──────────
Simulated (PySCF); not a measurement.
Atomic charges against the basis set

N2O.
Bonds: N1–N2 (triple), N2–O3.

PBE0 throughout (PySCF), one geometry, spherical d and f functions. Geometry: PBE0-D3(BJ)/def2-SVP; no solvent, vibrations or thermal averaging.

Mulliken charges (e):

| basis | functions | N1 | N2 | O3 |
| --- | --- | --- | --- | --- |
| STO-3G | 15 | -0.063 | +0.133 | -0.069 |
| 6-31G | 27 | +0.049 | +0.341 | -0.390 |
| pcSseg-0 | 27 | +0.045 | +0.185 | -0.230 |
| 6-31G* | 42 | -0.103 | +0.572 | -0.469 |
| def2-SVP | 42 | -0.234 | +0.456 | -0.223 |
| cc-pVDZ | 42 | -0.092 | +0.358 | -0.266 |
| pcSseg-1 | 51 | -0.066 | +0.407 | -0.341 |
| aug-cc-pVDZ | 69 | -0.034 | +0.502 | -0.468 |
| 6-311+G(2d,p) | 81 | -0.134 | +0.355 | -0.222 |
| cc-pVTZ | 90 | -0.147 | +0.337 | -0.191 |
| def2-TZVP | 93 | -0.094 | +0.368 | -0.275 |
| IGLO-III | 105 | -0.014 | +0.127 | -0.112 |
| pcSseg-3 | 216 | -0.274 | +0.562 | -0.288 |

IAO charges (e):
──────────

- _Work order_
Would you please write out the entire listing exactly?

- _Task solution_
Simulated (PySCF); not a measurement.
Atomic charges against the basis set

N2O.
Bonds: N1–N2 (triple), N2–O3.

PBE0 throughout (PySCF), one geometry, spherical d and f functions. Geometry: PBE0-D3(BJ)/def2-SVP; no solvent, vibrations or thermal averaging.

Mulliken charges (e):

| basis | functions | N1 | N2 | O3 |
| --- | --- | --- | --- | --- |
| STO-3G | 15 | -0.063 | +0.133 | -0.069 |
| 6-31G | 27 | +0.049 | +0.341 | -0.390 |
| pcSseg-0 | 27 | +0.045 | +0.185 | -0.230 |
| 6-31G* | 42 | -0.103 | +0.572 | -0.469 |
| def2-SVP | 42 | -0.234 | +0.456 | -0.223 |
| cc-pVDZ | 42 | -0.092 | +0.358 | -0.266 |
| pcSseg-1 | 51 | -0.066 | +0.407 | -0.341 |
| aug-cc-pVDZ | 69 | -0.034 | +0.502 | -0.468 |
| 6-311+G(2d,p) | 81 | -0.134 | +0.355 | -0.222 |
| cc-pVTZ | 90 | -0.147 | +0.337 | -0.191 |
| def2-TZVP | 93 | -0.094 | +0.368 | -0.275 |
| IGLO-III | 105 | -0.014 | +0.127 | -0.112 |
| pcSseg-3 | 216 | -0.274 | +0.562 | -0.288 |

IAO charges (e):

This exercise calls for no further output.